» **INPUT DATA**
-------

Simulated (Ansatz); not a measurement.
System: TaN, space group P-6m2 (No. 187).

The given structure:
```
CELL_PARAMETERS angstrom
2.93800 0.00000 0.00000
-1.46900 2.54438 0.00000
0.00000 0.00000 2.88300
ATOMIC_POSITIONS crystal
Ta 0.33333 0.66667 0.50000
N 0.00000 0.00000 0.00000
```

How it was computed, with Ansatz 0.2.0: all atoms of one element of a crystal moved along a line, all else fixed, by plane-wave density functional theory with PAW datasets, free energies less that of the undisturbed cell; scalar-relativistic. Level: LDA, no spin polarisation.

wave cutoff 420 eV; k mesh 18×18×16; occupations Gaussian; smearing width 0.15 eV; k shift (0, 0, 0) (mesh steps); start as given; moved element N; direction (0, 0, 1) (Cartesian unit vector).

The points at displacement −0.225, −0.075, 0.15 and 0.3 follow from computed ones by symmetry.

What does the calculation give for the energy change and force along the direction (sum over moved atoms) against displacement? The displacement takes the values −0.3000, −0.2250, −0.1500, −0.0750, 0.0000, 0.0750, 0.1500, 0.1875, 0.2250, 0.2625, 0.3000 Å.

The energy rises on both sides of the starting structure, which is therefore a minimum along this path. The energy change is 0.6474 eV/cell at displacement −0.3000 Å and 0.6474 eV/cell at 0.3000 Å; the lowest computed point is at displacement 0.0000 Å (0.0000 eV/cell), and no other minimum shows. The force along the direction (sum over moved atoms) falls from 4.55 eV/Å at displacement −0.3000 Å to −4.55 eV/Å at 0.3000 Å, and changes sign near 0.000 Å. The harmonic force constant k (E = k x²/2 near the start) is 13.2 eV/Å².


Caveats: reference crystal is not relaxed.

-------

Only the lines from the beginning of the material above through the line with "The points at" are wanted; extract them exactly.

» **REPLY**
Simulated (Ansatz); not a measurement.
System: TaN, space group P-6m2 (No. 187).

The given structure:
```
CELL_PARAMETERS angstrom
2.93800 0.00000 0.00000
-1.46900 2.54438 0.00000
0.00000 0.00000 2.88300
ATOMIC_POSITIONS crystal
Ta 0.33333 0.66667 0.50000
N 0.00000 0.00000 0.00000
```

How it was computed, with Ansatz 0.2.0: all atoms of one element of a crystal moved along a line, all else fixed, by plane-wave density functional theory with PAW datasets, free energies less that of the undisturbed cell; scalar-relativistic. Level: LDA, no spin polarisation.

wave cutoff 420 eV; k mesh 18×18×16; occupations Gaussian; smearing width 0.15 eV; k shift (0, 0, 0) (mesh steps); start as given; moved element N; direction (0, 0, 1) (Cartesian unit vector).

The points at displacement −0.225, −0.075, 0.15 and 0.3 follow from computed ones by symmetry.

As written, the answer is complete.